Reproduce precisely the lines between the start of the data below and the line with "Each state is", both included.

:: DATA TO EXAMINE
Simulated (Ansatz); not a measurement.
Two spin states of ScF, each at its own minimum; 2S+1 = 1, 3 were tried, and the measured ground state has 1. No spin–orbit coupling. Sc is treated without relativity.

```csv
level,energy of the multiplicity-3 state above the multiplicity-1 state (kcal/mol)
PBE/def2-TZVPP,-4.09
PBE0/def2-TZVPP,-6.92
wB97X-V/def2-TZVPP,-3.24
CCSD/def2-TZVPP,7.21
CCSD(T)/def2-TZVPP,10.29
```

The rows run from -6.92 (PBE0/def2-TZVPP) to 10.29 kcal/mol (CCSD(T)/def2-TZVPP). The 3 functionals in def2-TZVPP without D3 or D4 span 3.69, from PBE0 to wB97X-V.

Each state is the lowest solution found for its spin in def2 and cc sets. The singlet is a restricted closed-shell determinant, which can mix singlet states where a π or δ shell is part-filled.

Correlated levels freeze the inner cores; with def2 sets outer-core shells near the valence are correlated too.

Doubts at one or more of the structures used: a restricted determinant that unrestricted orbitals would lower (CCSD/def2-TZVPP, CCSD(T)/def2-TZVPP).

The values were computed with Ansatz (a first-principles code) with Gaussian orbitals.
::::

## WRITTEN RESPONSE
Simulated (Ansatz); not a measurement.
Two spin states of ScF, each at its own minimum; 2S+1 = 1, 3 were tried, and the measured ground state has 1. No spin–orbit coupling. Sc is treated without relativity.

```csv
level,energy of the multiplicity-3 state above the multiplicity-1 state (kcal/mol)
PBE/def2-TZVPP,-4.09
PBE0/def2-TZVPP,-6.92
wB97X-V/def2-TZVPP,-3.24
CCSD/def2-TZVPP,7.21
CCSD(T)/def2-TZVPP,10.29
```

The rows run from -6.92 (PBE0/def2-TZVPP) to 10.29 kcal/mol (CCSD(T)/def2-TZVPP). The 3 functionals in def2-TZVPP without D3 or D4 span 3.69, from PBE0 to wB97X-V.

Each state is the lowest solution found for its spin in def2 and cc sets. The singlet is a restricted closed-shell determinant, which can mix singlet states where a π or δ shell is part-filled.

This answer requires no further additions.